** Records shown follows **
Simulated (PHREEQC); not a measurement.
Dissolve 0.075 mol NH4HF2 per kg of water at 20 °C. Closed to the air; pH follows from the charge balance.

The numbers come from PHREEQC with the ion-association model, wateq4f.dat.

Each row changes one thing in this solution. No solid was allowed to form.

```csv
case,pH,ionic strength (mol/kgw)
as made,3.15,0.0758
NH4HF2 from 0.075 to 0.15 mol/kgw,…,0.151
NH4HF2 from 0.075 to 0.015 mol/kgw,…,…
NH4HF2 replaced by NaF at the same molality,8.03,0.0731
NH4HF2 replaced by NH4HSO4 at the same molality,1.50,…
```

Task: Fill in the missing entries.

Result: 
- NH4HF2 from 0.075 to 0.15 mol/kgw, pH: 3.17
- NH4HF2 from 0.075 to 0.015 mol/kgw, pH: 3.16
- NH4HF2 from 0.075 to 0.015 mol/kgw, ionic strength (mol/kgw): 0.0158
** End of Records shown **

The lines running from the start of the data through the one that contains "- NH4HF2 from 0.075 to 0.015 mol/kgw, pH: 3.16" should be reproduced exactly, and only those.

Simulated (PHREEQC); not a measurement.
Dissolve 0.075 mol NH4HF2 per kg of water at 20 °C. Closed to the air; pH follows from the charge balance.

The numbers come from PHREEQC with the ion-association model, wateq4f.dat.

Each row changes one thing in this solution. No solid was allowed to form.

```csv
case,pH,ionic strength (mol/kgw)
as made,3.15,0.0758
NH4HF2 from 0.075 to 0.15 mol/kgw,…,0.151
NH4HF2 from 0.075 to 0.015 mol/kgw,…,…
NH4HF2 replaced by NaF at the same molality,8.03,0.0731
NH4HF2 replaced by NH4HSO4 at the same molality,1.50,…
```

Task: Fill in the missing entries.

Result: 
- NH4HF2 from 0.075 to 0.15 mol/kgw, pH: 3.17
- NH4HF2 from 0.075 to 0.015 mol/kgw, pH: 3.16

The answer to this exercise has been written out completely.